(Beginning of Data to examine)
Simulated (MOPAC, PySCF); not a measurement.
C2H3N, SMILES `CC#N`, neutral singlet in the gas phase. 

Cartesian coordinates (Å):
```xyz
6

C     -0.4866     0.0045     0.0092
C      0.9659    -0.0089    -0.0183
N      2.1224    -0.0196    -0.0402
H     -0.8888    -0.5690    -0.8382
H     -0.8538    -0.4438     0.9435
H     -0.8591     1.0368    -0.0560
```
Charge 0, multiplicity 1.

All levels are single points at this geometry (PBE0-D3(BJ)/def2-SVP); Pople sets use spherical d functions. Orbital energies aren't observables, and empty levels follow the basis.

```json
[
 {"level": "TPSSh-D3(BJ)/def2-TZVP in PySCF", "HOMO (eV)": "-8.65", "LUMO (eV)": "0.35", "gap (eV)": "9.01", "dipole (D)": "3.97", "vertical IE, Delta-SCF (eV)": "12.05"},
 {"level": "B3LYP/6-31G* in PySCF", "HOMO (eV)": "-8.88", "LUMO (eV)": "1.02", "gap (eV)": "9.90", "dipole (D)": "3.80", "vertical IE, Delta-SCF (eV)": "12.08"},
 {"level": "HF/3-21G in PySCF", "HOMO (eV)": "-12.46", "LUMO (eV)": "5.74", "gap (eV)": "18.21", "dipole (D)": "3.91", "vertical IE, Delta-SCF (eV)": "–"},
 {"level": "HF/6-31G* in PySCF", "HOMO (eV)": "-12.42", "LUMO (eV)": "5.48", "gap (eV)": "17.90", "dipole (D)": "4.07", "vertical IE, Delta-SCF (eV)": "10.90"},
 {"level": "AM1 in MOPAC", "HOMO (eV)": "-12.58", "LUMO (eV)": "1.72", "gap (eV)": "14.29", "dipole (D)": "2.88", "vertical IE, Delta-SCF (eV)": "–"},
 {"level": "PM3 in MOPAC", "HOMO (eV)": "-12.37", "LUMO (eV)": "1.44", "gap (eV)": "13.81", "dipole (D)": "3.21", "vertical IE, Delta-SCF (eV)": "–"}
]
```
(End of Data to examine)

Action item:
In the answer, the lines from the first line of the data above through the line containing "Charge 0, multiplicity 1." must appear exactly as written, with nothing else.

Answer box:
Simulated (MOPAC, PySCF); not a measurement.
C2H3N, SMILES `CC#N`, neutral singlet in the gas phase. 

Cartesian coordinates (Å):
```xyz
6

C     -0.4866     0.0045     0.0092
C      0.9659    -0.0089    -0.0183
N      2.1224    -0.0196    -0.0402
H     -0.8888    -0.5690    -0.8382
H     -0.8538    -0.4438     0.9435
H     -0.8591     1.0368    -0.0560
```
Charge 0, multiplicity 1.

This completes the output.